--- START ---
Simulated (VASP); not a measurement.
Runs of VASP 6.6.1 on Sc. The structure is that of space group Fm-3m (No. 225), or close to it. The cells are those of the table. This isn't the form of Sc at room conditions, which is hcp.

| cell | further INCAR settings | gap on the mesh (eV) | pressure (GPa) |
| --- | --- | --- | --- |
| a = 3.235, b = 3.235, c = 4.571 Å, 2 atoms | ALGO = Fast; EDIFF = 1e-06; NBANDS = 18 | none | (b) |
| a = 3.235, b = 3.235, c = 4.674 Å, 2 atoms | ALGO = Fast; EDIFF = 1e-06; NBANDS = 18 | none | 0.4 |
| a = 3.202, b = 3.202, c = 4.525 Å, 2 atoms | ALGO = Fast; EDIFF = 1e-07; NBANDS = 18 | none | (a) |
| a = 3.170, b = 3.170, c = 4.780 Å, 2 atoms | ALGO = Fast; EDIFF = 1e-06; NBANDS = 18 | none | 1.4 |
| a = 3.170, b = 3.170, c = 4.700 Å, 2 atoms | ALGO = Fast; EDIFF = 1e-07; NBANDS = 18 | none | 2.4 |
--- END ---

The records above must be set down again exactly as written.

» EXERCISE RESPONSE:
Simulated (VASP); not a measurement.
Runs of VASP 6.6.1 on Sc. The structure is that of space group Fm-3m (No. 225), or close to it. The cells are those of the table. This isn't the form of Sc at room conditions, which is hcp.

| cell | further INCAR settings | gap on the mesh (eV) | pressure (GPa) |
| --- | --- | --- | --- |
| a = 3.235, b = 3.235, c = 4.571 Å, 2 atoms | ALGO = Fast; EDIFF = 1e-06; NBANDS = 18 | none | (b) |
| a = 3.235, b = 3.235, c = 4.674 Å, 2 atoms | ALGO = Fast; EDIFF = 1e-06; NBANDS = 18 | none | 0.4 |
| a = 3.202, b = 3.202, c = 4.525 Å, 2 atoms | ALGO = Fast; EDIFF = 1e-07; NBANDS = 18 | none | (a) |
| a = 3.170, b = 3.170, c = 4.780 Å, 2 atoms | ALGO = Fast; EDIFF = 1e-06; NBANDS = 18 | none | 1.4 |
| a = 3.170, b = 3.170, c = 4.700 Å, 2 atoms | ALGO = Fast; EDIFF = 1e-07; NBANDS = 18 | none | 2.4 |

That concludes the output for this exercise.